▶ **REQUIREMENT**:
All lines of the data shown below should be output exactly as they stand.

▶ **GIVEN RECORDS**:
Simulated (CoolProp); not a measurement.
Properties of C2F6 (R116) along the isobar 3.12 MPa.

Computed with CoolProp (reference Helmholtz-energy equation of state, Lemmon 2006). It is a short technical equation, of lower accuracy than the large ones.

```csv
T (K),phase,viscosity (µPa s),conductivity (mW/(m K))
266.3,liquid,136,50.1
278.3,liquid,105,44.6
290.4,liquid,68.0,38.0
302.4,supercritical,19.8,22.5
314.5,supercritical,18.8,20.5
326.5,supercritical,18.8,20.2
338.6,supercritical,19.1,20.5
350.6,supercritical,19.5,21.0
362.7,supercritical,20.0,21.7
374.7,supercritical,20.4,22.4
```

▶ **ANSWER SECTION**:
Simulated (CoolProp); not a measurement.
Properties of C2F6 (R116) along the isobar 3.12 MPa.

Computed with CoolProp (reference Helmholtz-energy equation of state, Lemmon 2006). It is a short technical equation, of lower accuracy than the large ones.

```csv
T (K),phase,viscosity (µPa s),conductivity (mW/(m K))
266.3,liquid,136,50.1
278.3,liquid,105,44.6
290.4,liquid,68.0,38.0
302.4,supercritical,19.8,22.5
314.5,supercritical,18.8,20.5
326.5,supercritical,18.8,20.2
338.6,supercritical,19.1,20.5
350.6,supercritical,19.5,21.0
362.7,supercritical,20.0,21.7
374.7,supercritical,20.4,22.4
```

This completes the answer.